━━━━━━━━━━━━━━━━━━━━

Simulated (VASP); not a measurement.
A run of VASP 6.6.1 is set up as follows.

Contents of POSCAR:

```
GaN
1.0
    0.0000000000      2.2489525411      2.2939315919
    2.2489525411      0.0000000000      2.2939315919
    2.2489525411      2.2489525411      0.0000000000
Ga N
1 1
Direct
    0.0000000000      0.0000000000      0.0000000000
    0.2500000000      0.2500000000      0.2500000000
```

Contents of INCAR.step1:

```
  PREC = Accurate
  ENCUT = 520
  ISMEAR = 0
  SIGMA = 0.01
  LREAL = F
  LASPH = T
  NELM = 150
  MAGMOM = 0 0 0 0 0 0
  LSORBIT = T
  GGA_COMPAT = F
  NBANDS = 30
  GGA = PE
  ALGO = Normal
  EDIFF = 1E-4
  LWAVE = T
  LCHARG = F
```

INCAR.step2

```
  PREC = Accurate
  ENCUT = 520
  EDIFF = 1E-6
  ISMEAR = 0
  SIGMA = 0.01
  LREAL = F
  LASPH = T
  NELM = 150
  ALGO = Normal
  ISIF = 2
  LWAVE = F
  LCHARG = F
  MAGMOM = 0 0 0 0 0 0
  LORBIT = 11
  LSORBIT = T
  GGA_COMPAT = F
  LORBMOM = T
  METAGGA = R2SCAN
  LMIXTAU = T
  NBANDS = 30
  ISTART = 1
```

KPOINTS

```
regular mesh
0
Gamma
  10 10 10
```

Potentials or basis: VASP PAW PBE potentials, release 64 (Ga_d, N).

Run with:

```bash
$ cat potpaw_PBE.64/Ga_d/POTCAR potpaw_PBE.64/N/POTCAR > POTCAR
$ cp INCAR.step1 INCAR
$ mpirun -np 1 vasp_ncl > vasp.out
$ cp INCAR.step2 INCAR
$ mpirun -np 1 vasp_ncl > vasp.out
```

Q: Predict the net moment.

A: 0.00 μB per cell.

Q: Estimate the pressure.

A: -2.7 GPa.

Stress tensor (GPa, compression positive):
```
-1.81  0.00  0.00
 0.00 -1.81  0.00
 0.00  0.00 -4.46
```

━━━━━━━━━━━━━━━━━━━━

* Assignment: Set down exactly the lines from the opening line of the material through the line in which "Potentials or basis: VASP" occurs, both included, and no other lines.

* Written solution:
Simulated (VASP); not a measurement.
A run of VASP 6.6.1 is set up as follows.

Contents of POSCAR:

```
GaN
1.0
    0.0000000000      2.2489525411      2.2939315919
    2.2489525411      0.0000000000      2.2939315919
    2.2489525411      2.2489525411      0.0000000000
Ga N
1 1
Direct
    0.0000000000      0.0000000000      0.0000000000
    0.2500000000      0.2500000000      0.2500000000
```

Contents of INCAR.step1:

```
  PREC = Accurate
  ENCUT = 520
  ISMEAR = 0
  SIGMA = 0.01
  LREAL = F
  LASPH = T
  NELM = 150
  MAGMOM = 0 0 0 0 0 0
  LSORBIT = T
  GGA_COMPAT = F
  NBANDS = 30
  GGA = PE
  ALGO = Normal
  EDIFF = 1E-4
  LWAVE = T
  LCHARG = F
```

INCAR.step2

```
  PREC = Accurate
  ENCUT = 520
  EDIFF = 1E-6
  ISMEAR = 0
  SIGMA = 0.01
  LREAL = F
  LASPH = T
  NELM = 150
  ALGO = Normal
  ISIF = 2
  LWAVE = F
  LCHARG = F
  MAGMOM = 0 0 0 0 0 0
  LORBIT = 11
  LSORBIT = T
  GGA_COMPAT = F
  LORBMOM = T
  METAGGA = R2SCAN
  LMIXTAU = T
  NBANDS = 30
  ISTART = 1
```

KPOINTS

```
regular mesh
0
Gamma
  10 10 10
```

Potentials or basis: VASP PAW PBE potentials, release 64 (Ga_d, N).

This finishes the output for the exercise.